■ **WORK INSTRUCTION**: What you return should match the data below exactly, line for line.

--------------------------------

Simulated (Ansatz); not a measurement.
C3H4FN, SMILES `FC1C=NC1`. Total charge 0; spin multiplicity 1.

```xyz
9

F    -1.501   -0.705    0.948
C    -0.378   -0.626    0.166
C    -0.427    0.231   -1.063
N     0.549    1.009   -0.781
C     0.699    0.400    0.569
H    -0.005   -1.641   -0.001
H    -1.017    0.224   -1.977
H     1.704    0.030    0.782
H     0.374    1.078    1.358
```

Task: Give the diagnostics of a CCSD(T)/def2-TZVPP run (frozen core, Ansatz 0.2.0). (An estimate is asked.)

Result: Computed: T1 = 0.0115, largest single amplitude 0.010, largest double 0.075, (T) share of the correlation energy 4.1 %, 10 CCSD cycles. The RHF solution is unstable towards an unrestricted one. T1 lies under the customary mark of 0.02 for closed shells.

--------------------------------

■ **TASK RESPONSE**:
Simulated (Ansatz); not a measurement.
C3H4FN, SMILES `FC1C=NC1`. Total charge 0; spin multiplicity 1.

```xyz
9

F    -1.501   -0.705    0.948
C    -0.378   -0.626    0.166
C    -0.427    0.231   -1.063
N     0.549    1.009   -0.781
C     0.699    0.400    0.569
H    -0.005   -1.641   -0.001
H    -1.017    0.224   -1.977
H     1.704    0.030    0.782
H     0.374    1.078    1.358
```

Task: Give the diagnostics of a CCSD(T)/def2-TZVPP run (frozen core, Ansatz 0.2.0). (An estimate is asked.)

Result: Computed: T1 = 0.0115, largest single amplitude 0.010, largest double 0.075, (T) share of the correlation energy 4.1 %, 10 CCSD cycles. The RHF solution is unstable towards an unrestricted one. T1 lies under the customary mark of 0.02 for closed shells.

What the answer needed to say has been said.